Where the listing below has a line with "Question: Estimate the", write out exactly that line and every line after it, stopping after the line with "Static lattice: no".

BEGIN Information

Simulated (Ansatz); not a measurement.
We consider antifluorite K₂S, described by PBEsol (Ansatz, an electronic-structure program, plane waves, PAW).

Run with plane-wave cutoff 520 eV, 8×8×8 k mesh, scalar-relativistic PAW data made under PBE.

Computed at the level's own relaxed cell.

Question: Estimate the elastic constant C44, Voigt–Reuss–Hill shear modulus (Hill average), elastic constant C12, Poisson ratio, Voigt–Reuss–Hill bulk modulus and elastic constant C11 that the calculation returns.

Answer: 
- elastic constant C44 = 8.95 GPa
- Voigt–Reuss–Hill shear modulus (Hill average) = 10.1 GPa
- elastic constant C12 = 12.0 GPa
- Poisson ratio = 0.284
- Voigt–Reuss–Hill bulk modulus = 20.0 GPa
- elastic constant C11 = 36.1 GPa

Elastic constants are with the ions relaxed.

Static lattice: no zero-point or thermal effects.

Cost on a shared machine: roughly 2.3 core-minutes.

END Information

#### Response area
Question: Estimate the elastic constant C44, Voigt–Reuss–Hill shear modulus (Hill average), elastic constant C12, Poisson ratio, Voigt–Reuss–Hill bulk modulus and elastic constant C11 that the calculation returns.

Answer: 
- elastic constant C44 = 8.95 GPa
- Voigt–Reuss–Hill shear modulus (Hill average) = 10.1 GPa
- elastic constant C12 = 12.0 GPa
- Poisson ratio = 0.284
- Voigt–Reuss–Hill bulk modulus = 20.0 GPa
- elastic constant C11 = 36.1 GPa

Elastic constants are with the ions relaxed.

Static lattice: no zero-point or thermal effects.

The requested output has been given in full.